### [Given data]
[Start of Attachment]
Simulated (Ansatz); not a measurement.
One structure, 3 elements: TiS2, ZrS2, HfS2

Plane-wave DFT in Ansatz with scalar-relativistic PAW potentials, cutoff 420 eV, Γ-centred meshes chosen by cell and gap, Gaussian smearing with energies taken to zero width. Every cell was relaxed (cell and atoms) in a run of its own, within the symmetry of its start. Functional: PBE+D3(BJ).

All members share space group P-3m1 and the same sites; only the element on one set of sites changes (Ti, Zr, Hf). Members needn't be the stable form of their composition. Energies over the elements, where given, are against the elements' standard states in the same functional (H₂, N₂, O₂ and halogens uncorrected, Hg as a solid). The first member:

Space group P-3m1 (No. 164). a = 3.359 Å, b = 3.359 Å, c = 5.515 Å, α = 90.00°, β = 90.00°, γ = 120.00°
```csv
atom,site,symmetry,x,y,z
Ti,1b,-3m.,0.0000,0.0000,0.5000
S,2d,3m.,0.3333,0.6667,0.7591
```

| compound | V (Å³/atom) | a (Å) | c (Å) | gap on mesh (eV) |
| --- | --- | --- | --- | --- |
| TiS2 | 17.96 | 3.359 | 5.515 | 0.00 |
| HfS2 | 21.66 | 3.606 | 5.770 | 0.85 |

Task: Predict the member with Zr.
[End of Attachment]

The complete listing must be printed again exactly as given.

### [Exercise answer]
Simulated (Ansatz); not a measurement.
One structure, 3 elements: TiS2, ZrS2, HfS2

Plane-wave DFT in Ansatz with scalar-relativistic PAW potentials, cutoff 420 eV, Γ-centred meshes chosen by cell and gap, Gaussian smearing with energies taken to zero width. Every cell was relaxed (cell and atoms) in a run of its own, within the symmetry of its start. Functional: PBE+D3(BJ).

All members share space group P-3m1 and the same sites; only the element on one set of sites changes (Ti, Zr, Hf). Members needn't be the stable form of their composition. Energies over the elements, where given, are against the elements' standard states in the same functional (H₂, N₂, O₂ and halogens uncorrected, Hg as a solid). The first member:

Space group P-3m1 (No. 164). a = 3.359 Å, b = 3.359 Å, c = 5.515 Å, α = 90.00°, β = 90.00°, γ = 120.00°
```csv
atom,site,symmetry,x,y,z
Ti,1b,-3m.,0.0000,0.0000,0.5000
S,2d,3m.,0.3333,0.6667,0.7591
```

| compound | V (Å³/atom) | a (Å) | c (Å) | gap on mesh (eV) |
| --- | --- | --- | --- | --- |
| TiS2 | 17.96 | 3.359 | 5.515 | 0.00 |
| HfS2 | 21.66 | 3.606 | 5.770 | 0.85 |

Task: Predict the member with Zr.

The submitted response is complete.